# [Work request]
How do the records below read from their first line through the line containing "Question: The run"? Write those lines out exactly.

# [Data extracts]
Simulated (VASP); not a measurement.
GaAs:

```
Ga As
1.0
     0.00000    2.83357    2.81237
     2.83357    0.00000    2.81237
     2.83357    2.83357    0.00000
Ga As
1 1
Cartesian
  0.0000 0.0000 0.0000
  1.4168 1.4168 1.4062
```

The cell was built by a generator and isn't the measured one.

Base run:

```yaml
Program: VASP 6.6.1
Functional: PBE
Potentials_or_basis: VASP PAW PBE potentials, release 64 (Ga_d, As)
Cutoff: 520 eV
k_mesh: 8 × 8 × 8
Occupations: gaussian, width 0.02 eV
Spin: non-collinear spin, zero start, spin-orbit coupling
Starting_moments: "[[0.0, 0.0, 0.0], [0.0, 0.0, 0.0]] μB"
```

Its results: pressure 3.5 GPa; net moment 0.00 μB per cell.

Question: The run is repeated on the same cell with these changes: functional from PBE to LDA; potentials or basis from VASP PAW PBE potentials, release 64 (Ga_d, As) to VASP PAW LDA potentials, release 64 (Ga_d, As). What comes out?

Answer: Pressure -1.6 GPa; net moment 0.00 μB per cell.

# [Answer section]
Simulated (VASP); not a measurement.
GaAs:

```
Ga As
1.0
     0.00000    2.83357    2.81237
     2.83357    0.00000    2.81237
     2.83357    2.83357    0.00000
Ga As
1 1
Cartesian
  0.0000 0.0000 0.0000
  1.4168 1.4168 1.4062
```

The cell was built by a generator and isn't the measured one.

Base run:

```yaml
Program: VASP 6.6.1
Functional: PBE
Potentials_or_basis: VASP PAW PBE potentials, release 64 (Ga_d, As)
Cutoff: 520 eV
k_mesh: 8 × 8 × 8
Occupations: gaussian, width 0.02 eV
Spin: non-collinear spin, zero start, spin-orbit coupling
Starting_moments: "[[0.0, 0.0, 0.0], [0.0, 0.0, 0.0]] μB"
```

Its results: pressure 3.5 GPa; net moment 0.00 μB per cell.

Question: The run is repeated on the same cell with these changes: functional from PBE to LDA; potentials or basis from VASP PAW PBE potentials, release 64 (Ga_d, As) to VASP PAW LDA potentials, release 64 (Ga_d, As). What comes out?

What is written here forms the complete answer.